***** Data supplied
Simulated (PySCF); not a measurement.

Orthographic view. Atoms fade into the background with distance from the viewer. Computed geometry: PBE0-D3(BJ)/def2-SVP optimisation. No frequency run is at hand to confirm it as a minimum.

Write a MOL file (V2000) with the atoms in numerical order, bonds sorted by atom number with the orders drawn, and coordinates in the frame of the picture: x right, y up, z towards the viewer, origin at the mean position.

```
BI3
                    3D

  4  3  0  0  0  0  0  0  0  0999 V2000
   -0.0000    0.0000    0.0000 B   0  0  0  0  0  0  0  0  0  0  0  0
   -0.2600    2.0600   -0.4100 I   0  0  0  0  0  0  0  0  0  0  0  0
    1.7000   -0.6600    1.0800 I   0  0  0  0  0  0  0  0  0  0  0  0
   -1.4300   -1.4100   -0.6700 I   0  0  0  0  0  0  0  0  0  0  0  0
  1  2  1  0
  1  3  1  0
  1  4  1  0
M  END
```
**********

● **Task item**
Copy the lines from the start of the data verbatim, stopping after the line containing "Orthographic view. Atoms".

● **Your solution**
Simulated (PySCF); not a measurement.

Orthographic view. Atoms fade into the background with distance from the viewer. Computed geometry: PBE0-D3(BJ)/def2-SVP optimisation. No frequency run is at hand to confirm it as a minimum.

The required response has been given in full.